▸ SUPPLIED RECORDS
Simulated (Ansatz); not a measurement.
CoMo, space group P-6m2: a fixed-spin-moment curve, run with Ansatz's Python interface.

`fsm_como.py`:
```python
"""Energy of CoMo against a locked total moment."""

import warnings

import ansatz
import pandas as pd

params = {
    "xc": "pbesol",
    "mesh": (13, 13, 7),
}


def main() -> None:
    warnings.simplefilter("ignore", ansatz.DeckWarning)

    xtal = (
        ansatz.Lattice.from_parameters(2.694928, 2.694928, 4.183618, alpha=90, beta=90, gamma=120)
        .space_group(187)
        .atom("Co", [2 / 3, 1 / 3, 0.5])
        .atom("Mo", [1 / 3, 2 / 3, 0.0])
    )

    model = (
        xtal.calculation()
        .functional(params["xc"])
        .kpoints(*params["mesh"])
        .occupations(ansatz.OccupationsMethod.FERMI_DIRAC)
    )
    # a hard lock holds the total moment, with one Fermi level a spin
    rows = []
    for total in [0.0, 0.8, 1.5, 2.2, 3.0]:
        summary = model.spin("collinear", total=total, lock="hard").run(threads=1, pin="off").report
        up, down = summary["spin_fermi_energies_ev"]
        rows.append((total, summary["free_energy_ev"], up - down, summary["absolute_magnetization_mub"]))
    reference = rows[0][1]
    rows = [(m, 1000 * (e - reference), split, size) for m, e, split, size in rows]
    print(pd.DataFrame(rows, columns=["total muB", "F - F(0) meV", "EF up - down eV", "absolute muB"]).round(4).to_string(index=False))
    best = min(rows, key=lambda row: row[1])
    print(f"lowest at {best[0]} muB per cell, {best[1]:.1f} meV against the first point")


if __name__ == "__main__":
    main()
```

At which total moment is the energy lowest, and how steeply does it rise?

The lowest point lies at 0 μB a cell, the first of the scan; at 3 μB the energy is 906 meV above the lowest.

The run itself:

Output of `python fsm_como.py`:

▸ BRIEF
Nothing but an exact copy of the lines from the first one above through the line holding "At which total" should be returned.

▸ EXERCISE SOLUTION
Simulated (Ansatz); not a measurement.
CoMo, space group P-6m2: a fixed-spin-moment curve, run with Ansatz's Python interface.

`fsm_como.py`:
```python
"""Energy of CoMo against a locked total moment."""

import warnings

import ansatz
import pandas as pd

params = {
    "xc": "pbesol",
    "mesh": (13, 13, 7),
}


def main() -> None:
    warnings.simplefilter("ignore", ansatz.DeckWarning)

    xtal = (
        ansatz.Lattice.from_parameters(2.694928, 2.694928, 4.183618, alpha=90, beta=90, gamma=120)
        .space_group(187)
        .atom("Co", [2 / 3, 1 / 3, 0.5])
        .atom("Mo", [1 / 3, 2 / 3, 0.0])
    )

    model = (
        xtal.calculation()
        .functional(params["xc"])
        .kpoints(*params["mesh"])
        .occupations(ansatz.OccupationsMethod.FERMI_DIRAC)
    )
    # a hard lock holds the total moment, with one Fermi level a spin
    rows = []
    for total in [0.0, 0.8, 1.5, 2.2, 3.0]:
        summary = model.spin("collinear", total=total, lock="hard").run(threads=1, pin="off").report
        up, down = summary["spin_fermi_energies_ev"]
        rows.append((total, summary["free_energy_ev"], up - down, summary["absolute_magnetization_mub"]))
    reference = rows[0][1]
    rows = [(m, 1000 * (e - reference), split, size) for m, e, split, size in rows]
    print(pd.DataFrame(rows, columns=["total muB", "F - F(0) meV", "EF up - down eV", "absolute muB"]).round(4).to_string(index=False))
    best = min(rows, key=lambda row: row[1])
    print(f"lowest at {best[0]} muB per cell, {best[1]:.1f} meV against the first point")


if __name__ == "__main__":
    main()
```

At which total moment is the energy lowest, and how steeply does it rise?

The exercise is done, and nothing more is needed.